[[ ENTRIES SUPPLIED, beginning ]]

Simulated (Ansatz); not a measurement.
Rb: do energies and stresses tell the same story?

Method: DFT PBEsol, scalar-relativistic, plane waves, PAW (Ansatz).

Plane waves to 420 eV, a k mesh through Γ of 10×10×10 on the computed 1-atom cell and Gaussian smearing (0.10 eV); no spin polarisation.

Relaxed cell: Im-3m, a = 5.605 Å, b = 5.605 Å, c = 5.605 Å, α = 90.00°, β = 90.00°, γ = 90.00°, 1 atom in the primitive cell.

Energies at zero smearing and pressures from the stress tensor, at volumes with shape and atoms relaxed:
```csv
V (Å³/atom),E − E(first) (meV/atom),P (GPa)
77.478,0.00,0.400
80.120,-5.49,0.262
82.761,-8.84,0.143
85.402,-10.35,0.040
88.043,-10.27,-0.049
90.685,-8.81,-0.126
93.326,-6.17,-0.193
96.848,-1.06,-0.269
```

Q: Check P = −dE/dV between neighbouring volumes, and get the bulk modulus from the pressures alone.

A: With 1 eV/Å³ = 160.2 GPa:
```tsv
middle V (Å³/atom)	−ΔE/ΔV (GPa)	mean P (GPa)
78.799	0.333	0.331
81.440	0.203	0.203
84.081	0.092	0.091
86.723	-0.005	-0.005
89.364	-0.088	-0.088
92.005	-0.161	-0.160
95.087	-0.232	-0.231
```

[[ ENTRIES SUPPLIED, end ]]

### WORK REQUEST
Could the data above be set down exactly, in full?

### TASK RESULT
Simulated (Ansatz); not a measurement.
Rb: do energies and stresses tell the same story?

Method: DFT PBEsol, scalar-relativistic, plane waves, PAW (Ansatz).

Plane waves to 420 eV, a k mesh through Γ of 10×10×10 on the computed 1-atom cell and Gaussian smearing (0.10 eV); no spin polarisation.

Relaxed cell: Im-3m, a = 5.605 Å, b = 5.605 Å, c = 5.605 Å, α = 90.00°, β = 90.00°, γ = 90.00°, 1 atom in the primitive cell.

Energies at zero smearing and pressures from the stress tensor, at volumes with shape and atoms relaxed:
```csv
V (Å³/atom),E − E(first) (meV/atom),P (GPa)
77.478,0.00,0.400
80.120,-5.49,0.262
82.761,-8.84,0.143
85.402,-10.35,0.040
88.043,-10.27,-0.049
90.685,-8.81,-0.126
93.326,-6.17,-0.193
96.848,-1.06,-0.269
```

Q: Check P = −dE/dV between neighbouring volumes, and get the bulk modulus from the pressures alone.

A: With 1 eV/Å³ = 160.2 GPa:
```tsv
middle V (Å³/atom)	−ΔE/ΔV (GPa)	mean P (GPa)
78.799	0.333	0.331
81.440	0.203	0.203
84.081	0.092	0.091
86.723	-0.005	-0.005
89.364	-0.088	-0.088
92.005	-0.161	-0.160
95.087	-0.232	-0.231
```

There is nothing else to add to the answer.